EXCERPTED RECORDS:
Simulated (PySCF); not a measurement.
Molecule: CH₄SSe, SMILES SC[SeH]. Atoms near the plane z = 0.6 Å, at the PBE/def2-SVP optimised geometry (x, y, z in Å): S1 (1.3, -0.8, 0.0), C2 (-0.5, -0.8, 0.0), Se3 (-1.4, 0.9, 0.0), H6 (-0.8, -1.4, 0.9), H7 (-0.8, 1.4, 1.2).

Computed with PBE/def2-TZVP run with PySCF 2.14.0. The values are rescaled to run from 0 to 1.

REQUIREMENT: Set down every entry once more, exactly as it was written above.

TASK ANSWER:
Simulated (PySCF); not a measurement.
Molecule: CH₄SSe, SMILES SC[SeH]. Atoms near the plane z = 0.6 Å, at the PBE/def2-SVP optimised geometry (x, y, z in Å): S1 (1.3, -0.8, 0.0), C2 (-0.5, -0.8, 0.0), Se3 (-1.4, 0.9, 0.0), H6 (-0.8, -1.4, 0.9), H7 (-0.8, 1.4, 1.2).

Computed with PBE/def2-TZVP run with PySCF 2.14.0. The values are rescaled to run from 0 to 1.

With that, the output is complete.